Start of Dataset entries
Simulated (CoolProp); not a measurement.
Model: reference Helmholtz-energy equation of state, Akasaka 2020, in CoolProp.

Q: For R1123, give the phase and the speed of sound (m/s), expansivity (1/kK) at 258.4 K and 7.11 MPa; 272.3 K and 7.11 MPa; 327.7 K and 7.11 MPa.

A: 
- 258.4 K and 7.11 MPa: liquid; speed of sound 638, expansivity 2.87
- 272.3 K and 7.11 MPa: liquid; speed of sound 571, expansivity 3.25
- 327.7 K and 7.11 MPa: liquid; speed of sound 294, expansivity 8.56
End of Dataset entries

Assigned task: Up to and including the line that holds "- 272.3 K and", reproduce the records above exactly from their first line, and give nothing else.

Exercise result:
Simulated (CoolProp); not a measurement.
Model: reference Helmholtz-energy equation of state, Akasaka 2020, in CoolProp.

Q: For R1123, give the phase and the speed of sound (m/s), expansivity (1/kK) at 258.4 K and 7.11 MPa; 272.3 K and 7.11 MPa; 327.7 K and 7.11 MPa.

A: 
- 258.4 K and 7.11 MPa: liquid; speed of sound 638, expansivity 2.87
- 272.3 K and 7.11 MPa: liquid; speed of sound 571, expansivity 3.25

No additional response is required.